Information

++++

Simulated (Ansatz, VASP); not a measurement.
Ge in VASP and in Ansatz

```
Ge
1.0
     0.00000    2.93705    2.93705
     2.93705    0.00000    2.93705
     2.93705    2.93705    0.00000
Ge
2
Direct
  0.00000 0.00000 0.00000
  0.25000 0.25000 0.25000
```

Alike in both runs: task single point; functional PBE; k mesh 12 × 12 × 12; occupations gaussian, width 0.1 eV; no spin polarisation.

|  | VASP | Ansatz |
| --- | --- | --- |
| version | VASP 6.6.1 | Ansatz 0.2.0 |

++++

Required action
Each of the records shown above needs to be repeated exactly.

Answer box
Simulated (Ansatz, VASP); not a measurement.
Ge in VASP and in Ansatz

```
Ge
1.0
     0.00000    2.93705    2.93705
     2.93705    0.00000    2.93705
     2.93705    2.93705    0.00000
Ge
2
Direct
  0.00000 0.00000 0.00000
  0.25000 0.25000 0.25000
```

Alike in both runs: task single point; functional PBE; k mesh 12 × 12 × 12; occupations gaussian, width 0.1 eV; no spin polarisation.

|  | VASP | Ansatz |
| --- | --- | --- |
| version | VASP 6.6.1 | Ansatz 0.2.0 |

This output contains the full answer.